----- Data shown -----

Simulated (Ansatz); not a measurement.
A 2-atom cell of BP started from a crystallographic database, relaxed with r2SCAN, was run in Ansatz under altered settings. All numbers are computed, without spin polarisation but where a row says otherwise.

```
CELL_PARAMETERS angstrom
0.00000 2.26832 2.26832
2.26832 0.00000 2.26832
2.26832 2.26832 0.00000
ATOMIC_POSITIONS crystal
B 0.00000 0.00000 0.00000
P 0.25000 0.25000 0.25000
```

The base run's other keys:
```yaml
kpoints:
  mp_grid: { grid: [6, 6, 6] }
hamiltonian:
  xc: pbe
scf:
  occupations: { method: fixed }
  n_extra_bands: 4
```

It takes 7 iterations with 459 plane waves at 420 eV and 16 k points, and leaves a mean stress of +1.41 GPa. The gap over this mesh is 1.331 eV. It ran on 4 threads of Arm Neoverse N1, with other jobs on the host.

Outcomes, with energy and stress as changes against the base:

-----

### Action item
An exact, complete copy of the lines above from the one with "The base run's" through the one with "It takes 7 iterations" is the whole answer.

### Solution
The base run's other keys:
```yaml
kpoints:
  mp_grid: { grid: [6, 6, 6] }
hamiltonian:
  xc: pbe
scf:
  occupations: { method: fixed }
  n_extra_bands: 4
```

It takes 7 iterations with 459 plane waves at 420 eV and 16 k points, and leaves a mean stress of +1.41 GPa. The gap over this mesh is 1.331 eV. It ran on 4 threads of Arm Neoverse N1, with other jobs on the host.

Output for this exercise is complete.